## Data provided
'''

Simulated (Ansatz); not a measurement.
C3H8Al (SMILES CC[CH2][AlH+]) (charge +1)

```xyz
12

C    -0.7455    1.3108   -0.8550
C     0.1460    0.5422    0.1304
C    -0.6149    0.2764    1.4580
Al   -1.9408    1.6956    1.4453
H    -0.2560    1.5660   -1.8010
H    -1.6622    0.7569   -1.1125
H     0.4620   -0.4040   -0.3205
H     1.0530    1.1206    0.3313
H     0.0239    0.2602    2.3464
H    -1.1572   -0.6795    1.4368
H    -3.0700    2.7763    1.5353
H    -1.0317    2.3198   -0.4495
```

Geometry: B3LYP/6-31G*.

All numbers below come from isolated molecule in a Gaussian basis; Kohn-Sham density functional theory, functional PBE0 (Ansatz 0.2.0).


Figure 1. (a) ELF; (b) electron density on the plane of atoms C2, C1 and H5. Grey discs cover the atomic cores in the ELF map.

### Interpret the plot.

'''

## Work order
Line by line, reproduce the material exactly.

## Exercise output
Simulated (Ansatz); not a measurement.
C3H8Al (SMILES CC[CH2][AlH+]) (charge +1)

```xyz
12

C    -0.7455    1.3108   -0.8550
C     0.1460    0.5422    0.1304
C    -0.6149    0.2764    1.4580
Al   -1.9408    1.6956    1.4453
H    -0.2560    1.5660   -1.8010
H    -1.6622    0.7569   -1.1125
H     0.4620   -0.4040   -0.3205
H     1.0530    1.1206    0.3313
H     0.0239    0.2602    2.3464
H    -1.1572   -0.6795    1.4368
H    -3.0700    2.7763    1.5353
H    -1.0317    2.3198   -0.4495
```

Geometry: B3LYP/6-31G*.

All numbers below come from isolated molecule in a Gaussian basis; Kohn-Sham density functional theory, functional PBE0 (Ansatz 0.2.0).


Figure 1. (a) ELF; (b) electron density on the plane of atoms C2, C1 and H5. Grey discs cover the atomic cores in the ELF map.

### Interpret the plot.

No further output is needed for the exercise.